• _ASSIGNMENT_: Without skipping a line, reproduce the entries exactly.

• _EXCERPTED DATA_:
-----
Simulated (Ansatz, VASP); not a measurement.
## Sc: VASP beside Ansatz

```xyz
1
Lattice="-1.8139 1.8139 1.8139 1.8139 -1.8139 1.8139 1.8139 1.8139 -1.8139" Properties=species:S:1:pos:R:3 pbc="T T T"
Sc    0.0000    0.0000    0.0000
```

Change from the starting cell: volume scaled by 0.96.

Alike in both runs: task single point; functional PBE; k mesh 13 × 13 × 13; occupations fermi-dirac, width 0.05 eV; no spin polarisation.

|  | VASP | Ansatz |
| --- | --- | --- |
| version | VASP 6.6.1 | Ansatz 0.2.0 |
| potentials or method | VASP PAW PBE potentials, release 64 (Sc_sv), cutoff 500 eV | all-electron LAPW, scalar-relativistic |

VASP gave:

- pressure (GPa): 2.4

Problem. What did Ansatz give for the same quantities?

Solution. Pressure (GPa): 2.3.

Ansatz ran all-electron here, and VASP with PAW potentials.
-----

• _TASK RESULT_:
Simulated (Ansatz, VASP); not a measurement.
## Sc: VASP beside Ansatz

```xyz
1
Lattice="-1.8139 1.8139 1.8139 1.8139 -1.8139 1.8139 1.8139 1.8139 -1.8139" Properties=species:S:1:pos:R:3 pbc="T T T"
Sc    0.0000    0.0000    0.0000
```

Change from the starting cell: volume scaled by 0.96.

Alike in both runs: task single point; functional PBE; k mesh 13 × 13 × 13; occupations fermi-dirac, width 0.05 eV; no spin polarisation.

|  | VASP | Ansatz |
| --- | --- | --- |
| version | VASP 6.6.1 | Ansatz 0.2.0 |
| potentials or method | VASP PAW PBE potentials, release 64 (Sc_sv), cutoff 500 eV | all-electron LAPW, scalar-relativistic |

VASP gave:

- pressure (GPa): 2.4

Problem. What did Ansatz give for the same quantities?

Solution. Pressure (GPa): 2.3.

Ansatz ran all-electron here, and VASP with PAW potentials.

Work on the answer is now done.